Assignment: Transcribe the records in full, keeping every character as it is.

Information:
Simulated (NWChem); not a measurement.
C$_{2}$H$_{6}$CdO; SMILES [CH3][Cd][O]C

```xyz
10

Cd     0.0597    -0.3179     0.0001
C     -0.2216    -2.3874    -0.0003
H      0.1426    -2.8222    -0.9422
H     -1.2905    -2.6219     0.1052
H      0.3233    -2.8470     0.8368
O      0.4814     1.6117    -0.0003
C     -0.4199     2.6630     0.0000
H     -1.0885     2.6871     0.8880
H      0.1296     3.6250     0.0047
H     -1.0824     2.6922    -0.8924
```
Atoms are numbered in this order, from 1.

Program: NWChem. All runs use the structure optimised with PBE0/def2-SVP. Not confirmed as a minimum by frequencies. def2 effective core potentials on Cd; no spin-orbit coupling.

Exercise solution:
Simulated (NWChem); not a measurement.
C$_{2}$H$_{6}$CdO; SMILES [CH3][Cd][O]C

```xyz
10

Cd     0.0597    -0.3179     0.0001
C     -0.2216    -2.3874    -0.0003
H      0.1426    -2.8222    -0.9422
H     -1.2905    -2.6219     0.1052
H      0.3233    -2.8470     0.8368
O      0.4814     1.6117    -0.0003
C     -0.4199     2.6630     0.0000
H     -1.0885     2.6871     0.8880
H      0.1296     3.6250     0.0047
H     -1.0824     2.6922    -0.8924
```
Atoms are numbered in this order, from 1.

Program: NWChem. All runs use the structure optimised with PBE0/def2-SVP. Not confirmed as a minimum by frequencies. def2 effective core potentials on Cd; no spin-orbit coupling.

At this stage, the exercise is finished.